PROVIDED DATA:
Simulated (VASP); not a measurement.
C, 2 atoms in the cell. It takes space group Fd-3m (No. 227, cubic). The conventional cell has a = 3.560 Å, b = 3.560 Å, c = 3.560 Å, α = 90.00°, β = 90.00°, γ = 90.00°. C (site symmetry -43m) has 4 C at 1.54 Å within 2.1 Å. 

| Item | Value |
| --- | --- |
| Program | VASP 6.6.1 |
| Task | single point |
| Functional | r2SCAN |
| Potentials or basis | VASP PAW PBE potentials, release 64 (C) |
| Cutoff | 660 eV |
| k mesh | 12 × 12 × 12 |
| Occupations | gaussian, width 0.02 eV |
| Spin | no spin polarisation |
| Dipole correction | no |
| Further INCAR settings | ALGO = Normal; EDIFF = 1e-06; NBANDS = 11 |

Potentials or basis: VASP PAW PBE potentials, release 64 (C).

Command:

WORK ORDER:
Repeat each of the entries exactly.

WRITTEN REPLY:
Simulated (VASP); not a measurement.
C, 2 atoms in the cell. It takes space group Fd-3m (No. 227, cubic). The conventional cell has a = 3.560 Å, b = 3.560 Å, c = 3.560 Å, α = 90.00°, β = 90.00°, γ = 90.00°. C (site symmetry -43m) has 4 C at 1.54 Å within 2.1 Å. 

| Item | Value |
| --- | --- |
| Program | VASP 6.6.1 |
| Task | single point |
| Functional | r2SCAN |
| Potentials or basis | VASP PAW PBE potentials, release 64 (C) |
| Cutoff | 660 eV |
| k mesh | 12 × 12 × 12 |
| Occupations | gaussian, width 0.02 eV |
| Spin | no spin polarisation |
| Dipole correction | no |
| Further INCAR settings | ALGO = Normal; EDIFF = 1e-06; NBANDS = 11 |

Potentials or basis: VASP PAW PBE potentials, release 64 (C).

Command:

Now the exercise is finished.